(Work task) All of the records must be given again exactly.

(Supplied material)
>>>
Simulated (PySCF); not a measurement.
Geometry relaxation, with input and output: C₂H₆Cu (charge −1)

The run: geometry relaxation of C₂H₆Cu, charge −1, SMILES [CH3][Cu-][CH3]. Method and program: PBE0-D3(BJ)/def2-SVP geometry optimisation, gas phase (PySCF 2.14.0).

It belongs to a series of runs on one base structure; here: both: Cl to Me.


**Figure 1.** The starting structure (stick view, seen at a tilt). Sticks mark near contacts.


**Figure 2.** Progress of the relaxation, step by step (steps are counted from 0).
<<<

(Task response)
Simulated (PySCF); not a measurement.
Geometry relaxation, with input and output: C₂H₆Cu (charge −1)

The run: geometry relaxation of C₂H₆Cu, charge −1, SMILES [CH3][Cu-][CH3]. Method and program: PBE0-D3(BJ)/def2-SVP geometry optimisation, gas phase (PySCF 2.14.0).

It belongs to a series of runs on one base structure; here: both: Cl to Me.


**Figure 1.** The starting structure (stick view, seen at a tilt). Sticks mark near contacts.


**Figure 2.** Progress of the relaxation, step by step (steps are counted from 0).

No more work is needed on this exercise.